%%

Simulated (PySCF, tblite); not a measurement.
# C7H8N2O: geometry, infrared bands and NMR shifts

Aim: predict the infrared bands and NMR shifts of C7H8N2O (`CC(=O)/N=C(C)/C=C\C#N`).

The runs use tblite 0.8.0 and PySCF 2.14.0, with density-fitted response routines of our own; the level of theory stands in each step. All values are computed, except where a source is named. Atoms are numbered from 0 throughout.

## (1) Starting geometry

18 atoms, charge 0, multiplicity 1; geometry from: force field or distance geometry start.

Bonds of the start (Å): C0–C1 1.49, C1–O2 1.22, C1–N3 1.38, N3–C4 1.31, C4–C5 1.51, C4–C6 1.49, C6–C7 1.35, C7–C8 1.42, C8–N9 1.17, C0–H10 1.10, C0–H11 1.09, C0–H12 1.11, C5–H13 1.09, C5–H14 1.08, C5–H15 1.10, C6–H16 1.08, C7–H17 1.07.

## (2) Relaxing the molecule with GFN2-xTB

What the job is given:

%%

* [Requirement]:
Retype the portion of the data above that starts on the line with "18 atoms, charge" and finishes on the line with "## (2) Relaxing the molecule with GFN2-xTB", including both of those lines.

* [Task answer]:
18 atoms, charge 0, multiplicity 1; geometry from: force field or distance geometry start.

Bonds of the start (Å): C0–C1 1.49, C1–O2 1.22, C1–N3 1.38, N3–C4 1.31, C4–C5 1.51, C4–C6 1.49, C6–C7 1.35, C7–C8 1.42, C8–N9 1.17, C0–H10 1.10, C0–H11 1.09, C0–H12 1.11, C5–H13 1.09, C5–H14 1.08, C5–H15 1.10, C6–H16 1.08, C7–H17 1.07.

## (2) Relaxing the molecule with GFN2-xTB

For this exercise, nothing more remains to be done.